──────── Material supplied

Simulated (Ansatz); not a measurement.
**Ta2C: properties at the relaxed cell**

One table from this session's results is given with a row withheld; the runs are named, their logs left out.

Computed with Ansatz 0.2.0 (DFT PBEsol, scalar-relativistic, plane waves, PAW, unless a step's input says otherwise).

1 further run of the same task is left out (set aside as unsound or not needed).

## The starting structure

────────────────

Work task:
Write the entries out once more, exactly as they appear.

Written solution:
Simulated (Ansatz); not a measurement.
**Ta2C: properties at the relaxed cell**

One table from this session's results is given with a row withheld; the runs are named, their logs left out.

Computed with Ansatz 0.2.0 (DFT PBEsol, scalar-relativistic, plane waves, PAW, unless a step's input says otherwise).

1 further run of the same task is left out (set aside as unsound or not needed).

## The starting structure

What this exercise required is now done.